▶ Work task
Starting with the first line of the records, write out each line exactly until you have included the line containing "Computed with PySCF".

Dataset START

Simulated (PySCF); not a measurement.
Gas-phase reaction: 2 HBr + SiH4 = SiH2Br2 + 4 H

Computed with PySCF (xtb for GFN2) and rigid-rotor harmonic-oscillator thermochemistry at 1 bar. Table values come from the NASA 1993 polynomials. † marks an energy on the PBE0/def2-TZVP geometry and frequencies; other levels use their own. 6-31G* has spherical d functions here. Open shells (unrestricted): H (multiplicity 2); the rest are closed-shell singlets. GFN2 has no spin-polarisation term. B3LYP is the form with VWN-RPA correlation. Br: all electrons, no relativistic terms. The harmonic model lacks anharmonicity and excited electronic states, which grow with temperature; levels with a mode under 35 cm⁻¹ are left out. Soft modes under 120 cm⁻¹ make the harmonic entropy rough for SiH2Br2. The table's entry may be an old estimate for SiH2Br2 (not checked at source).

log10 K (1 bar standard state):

Dataset END

▶ Answer area
Simulated (PySCF); not a measurement.
Gas-phase reaction: 2 HBr + SiH4 = SiH2Br2 + 4 H

Computed with PySCF (xtb for GFN2) and rigid-rotor harmonic-oscillator thermochemistry at 1 bar. Table values come from the NASA 1993 polynomials. † marks an energy on the PBE0/def2-TZVP geometry and frequencies; other levels use their own. 6-31G* has spherical d functions here. Open shells (unrestricted): H (multiplicity 2); the rest are closed-shell singlets. GFN2 has no spin-polarisation term. B3LYP is the form with VWN-RPA correlation. Br: all electrons, no relativistic terms. The harmonic model lacks anharmonicity and excited electronic states, which grow with temperature; levels with a mode under 35 cm⁻¹ are left out. Soft modes under 120 cm⁻¹ make the harmonic entropy rough for SiH2Br2. The table's entry may be an old estimate for SiH2Br2 (not checked at source).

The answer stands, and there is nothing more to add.